*** Provided material

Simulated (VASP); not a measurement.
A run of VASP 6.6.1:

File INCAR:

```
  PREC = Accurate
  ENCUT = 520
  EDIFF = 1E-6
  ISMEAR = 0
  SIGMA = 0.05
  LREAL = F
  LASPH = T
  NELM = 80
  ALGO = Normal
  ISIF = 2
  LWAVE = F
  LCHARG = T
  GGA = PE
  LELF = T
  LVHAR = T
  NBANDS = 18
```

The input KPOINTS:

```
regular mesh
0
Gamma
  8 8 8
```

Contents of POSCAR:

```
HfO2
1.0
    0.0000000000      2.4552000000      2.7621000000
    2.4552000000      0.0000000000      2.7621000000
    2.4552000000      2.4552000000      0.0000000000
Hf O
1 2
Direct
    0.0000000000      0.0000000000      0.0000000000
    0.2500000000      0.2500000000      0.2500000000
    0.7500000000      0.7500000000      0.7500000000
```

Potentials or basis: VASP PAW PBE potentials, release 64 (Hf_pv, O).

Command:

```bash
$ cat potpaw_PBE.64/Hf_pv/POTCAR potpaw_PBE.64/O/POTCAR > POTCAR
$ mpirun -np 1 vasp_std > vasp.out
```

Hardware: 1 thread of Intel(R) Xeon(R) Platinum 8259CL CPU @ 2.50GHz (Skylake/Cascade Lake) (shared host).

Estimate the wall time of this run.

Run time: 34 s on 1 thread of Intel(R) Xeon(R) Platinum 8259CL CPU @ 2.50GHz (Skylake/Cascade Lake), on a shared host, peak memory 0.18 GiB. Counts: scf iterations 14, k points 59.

******

### Assigned task
Please give again only the lines from the start of the material through the line holding "Estimate the wall time of this run.", exactly as they are written.

### Written solution
Simulated (VASP); not a measurement.
A run of VASP 6.6.1:

File INCAR:

```
  PREC = Accurate
  ENCUT = 520
  EDIFF = 1E-6
  ISMEAR = 0
  SIGMA = 0.05
  LREAL = F
  LASPH = T
  NELM = 80
  ALGO = Normal
  ISIF = 2
  LWAVE = F
  LCHARG = T
  GGA = PE
  LELF = T
  LVHAR = T
  NBANDS = 18
```

The input KPOINTS:

```
regular mesh
0
Gamma
  8 8 8
```

Contents of POSCAR:

```
HfO2
1.0
    0.0000000000      2.4552000000      2.7621000000
    2.4552000000      0.0000000000      2.7621000000
    2.4552000000      2.4552000000      0.0000000000
Hf O
1 2
Direct
    0.0000000000      0.0000000000      0.0000000000
    0.2500000000      0.2500000000      0.2500000000
    0.7500000000      0.7500000000      0.7500000000
```

Potentials or basis: VASP PAW PBE potentials, release 64 (Hf_pv, O).

Command:

```bash
$ cat potpaw_PBE.64/Hf_pv/POTCAR potpaw_PBE.64/O/POTCAR > POTCAR
$ mpirun -np 1 vasp_std > vasp.out
```

Hardware: 1 thread of Intel(R) Xeon(R) Platinum 8259CL CPU @ 2.50GHz (Skylake/Cascade Lake) (shared host).

Estimate the wall time of this run.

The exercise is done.